• [PROVIDED RECORDS]:
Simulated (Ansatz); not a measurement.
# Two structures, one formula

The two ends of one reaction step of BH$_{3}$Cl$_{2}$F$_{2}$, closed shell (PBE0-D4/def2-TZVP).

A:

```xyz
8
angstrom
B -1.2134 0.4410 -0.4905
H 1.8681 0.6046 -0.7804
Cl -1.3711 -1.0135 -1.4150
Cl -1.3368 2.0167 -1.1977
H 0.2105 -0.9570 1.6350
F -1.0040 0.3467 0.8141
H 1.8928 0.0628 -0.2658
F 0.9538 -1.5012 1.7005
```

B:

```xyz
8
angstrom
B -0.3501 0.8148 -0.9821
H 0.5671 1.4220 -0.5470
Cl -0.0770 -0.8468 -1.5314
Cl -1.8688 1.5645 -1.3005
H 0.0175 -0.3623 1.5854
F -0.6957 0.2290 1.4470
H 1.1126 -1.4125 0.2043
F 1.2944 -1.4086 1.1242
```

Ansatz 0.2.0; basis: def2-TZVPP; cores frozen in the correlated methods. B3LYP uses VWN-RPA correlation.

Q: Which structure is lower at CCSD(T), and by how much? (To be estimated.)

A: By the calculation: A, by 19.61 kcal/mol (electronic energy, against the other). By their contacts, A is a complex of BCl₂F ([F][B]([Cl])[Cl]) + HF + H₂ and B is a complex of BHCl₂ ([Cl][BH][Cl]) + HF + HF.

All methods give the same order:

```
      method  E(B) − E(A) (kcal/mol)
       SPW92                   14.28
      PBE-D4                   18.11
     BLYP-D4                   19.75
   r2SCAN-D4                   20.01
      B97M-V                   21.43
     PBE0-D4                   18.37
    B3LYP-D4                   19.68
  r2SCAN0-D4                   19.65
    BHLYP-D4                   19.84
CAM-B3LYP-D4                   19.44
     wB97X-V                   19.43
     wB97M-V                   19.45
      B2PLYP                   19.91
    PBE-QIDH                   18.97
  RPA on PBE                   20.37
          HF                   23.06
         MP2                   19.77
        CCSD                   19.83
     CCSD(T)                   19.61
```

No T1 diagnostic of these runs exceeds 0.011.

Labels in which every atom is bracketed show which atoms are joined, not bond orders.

• [TASK ITEM]:
After locating the line with "Ansatz 0.2.0; basis: def2-TZVPP;" above, return that line and every later line through the one with "Q: Which structure", word for word and with nothing else.

• [TASK RESULT]:
Ansatz 0.2.0; basis: def2-TZVPP; cores frozen in the correlated methods. B3LYP uses VWN-RPA correlation.

Q: Which structure is lower at CCSD(T), and by how much? (To be estimated.)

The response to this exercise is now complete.